**MATERIAL PROVIDED**
★ ★ ★ ★

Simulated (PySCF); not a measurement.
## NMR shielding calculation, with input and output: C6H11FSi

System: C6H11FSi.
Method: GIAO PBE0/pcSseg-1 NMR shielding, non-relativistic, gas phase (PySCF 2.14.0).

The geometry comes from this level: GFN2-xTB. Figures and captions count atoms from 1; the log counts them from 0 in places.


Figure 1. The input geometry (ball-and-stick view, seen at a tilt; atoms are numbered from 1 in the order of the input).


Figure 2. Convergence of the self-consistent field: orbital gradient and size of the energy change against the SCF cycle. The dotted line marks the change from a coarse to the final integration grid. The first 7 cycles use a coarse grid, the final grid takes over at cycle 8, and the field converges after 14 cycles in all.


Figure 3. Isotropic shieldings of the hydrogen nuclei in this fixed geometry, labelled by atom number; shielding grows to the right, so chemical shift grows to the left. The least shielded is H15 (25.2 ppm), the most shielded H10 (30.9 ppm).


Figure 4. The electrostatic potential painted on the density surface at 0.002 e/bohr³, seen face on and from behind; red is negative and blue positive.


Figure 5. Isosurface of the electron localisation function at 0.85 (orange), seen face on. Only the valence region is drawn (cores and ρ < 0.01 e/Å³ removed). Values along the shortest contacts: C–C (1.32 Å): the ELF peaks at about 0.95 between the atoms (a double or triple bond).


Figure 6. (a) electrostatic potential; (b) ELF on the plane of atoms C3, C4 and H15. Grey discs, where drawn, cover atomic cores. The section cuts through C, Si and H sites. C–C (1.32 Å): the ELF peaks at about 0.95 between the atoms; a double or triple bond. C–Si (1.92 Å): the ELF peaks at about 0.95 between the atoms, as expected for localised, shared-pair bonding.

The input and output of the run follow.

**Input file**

★ ★ ★ ★

**ASSIGNMENT**
Word for word, restate the entries that appear above.

**ANSWER BOX**
Simulated (PySCF); not a measurement.
## NMR shielding calculation, with input and output: C6H11FSi

System: C6H11FSi.
Method: GIAO PBE0/pcSseg-1 NMR shielding, non-relativistic, gas phase (PySCF 2.14.0).

The geometry comes from this level: GFN2-xTB. Figures and captions count atoms from 1; the log counts them from 0 in places.


Figure 1. The input geometry (ball-and-stick view, seen at a tilt; atoms are numbered from 1 in the order of the input).


Figure 2. Convergence of the self-consistent field: orbital gradient and size of the energy change against the SCF cycle. The dotted line marks the change from a coarse to the final integration grid. The first 7 cycles use a coarse grid, the final grid takes over at cycle 8, and the field converges after 14 cycles in all.


Figure 3. Isotropic shieldings of the hydrogen nuclei in this fixed geometry, labelled by atom number; shielding grows to the right, so chemical shift grows to the left. The least shielded is H15 (25.2 ppm), the most shielded H10 (30.9 ppm).


Figure 4. The electrostatic potential painted on the density surface at 0.002 e/bohr³, seen face on and from behind; red is negative and blue positive.


Figure 5. Isosurface of the electron localisation function at 0.85 (orange), seen face on. Only the valence region is drawn (cores and ρ < 0.01 e/Å³ removed). Values along the shortest contacts: C–C (1.32 Å): the ELF peaks at about 0.95 between the atoms (a double or triple bond).


Figure 6. (a) electrostatic potential; (b) ELF on the plane of atoms C3, C4 and H15. Grey discs, where drawn, cover atomic cores. The section cuts through C, Si and H sites. C–C (1.32 Å): the ELF peaks at about 0.95 between the atoms; a double or triple bond. C–Si (1.92 Å): the ELF peaks at about 0.95 between the atoms, as expected for localised, shared-pair bonding.

The input and output of the run follow.

**Input file**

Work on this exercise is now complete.